**Information supplied**:
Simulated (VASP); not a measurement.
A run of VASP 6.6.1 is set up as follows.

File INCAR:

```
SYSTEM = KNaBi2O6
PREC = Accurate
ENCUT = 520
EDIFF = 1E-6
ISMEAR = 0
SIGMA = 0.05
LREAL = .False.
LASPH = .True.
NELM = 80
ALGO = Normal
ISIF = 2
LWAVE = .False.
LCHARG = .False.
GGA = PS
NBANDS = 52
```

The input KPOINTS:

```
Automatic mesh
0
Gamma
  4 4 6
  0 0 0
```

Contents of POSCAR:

**Requirement**:
Please copy the material exactly, line for line.

**Task answer**:
Simulated (VASP); not a measurement.
A run of VASP 6.6.1 is set up as follows.

File INCAR:

```
SYSTEM = KNaBi2O6
PREC = Accurate
ENCUT = 520
EDIFF = 1E-6
ISMEAR = 0
SIGMA = 0.05
LREAL = .False.
LASPH = .True.
NELM = 80
ALGO = Normal
ISIF = 2
LWAVE = .False.
LCHARG = .False.
GGA = PS
NBANDS = 52
```

The input KPOINTS:

```
Automatic mesh
0
Gamma
  4 4 6
  0 0 0
```

Contents of POSCAR:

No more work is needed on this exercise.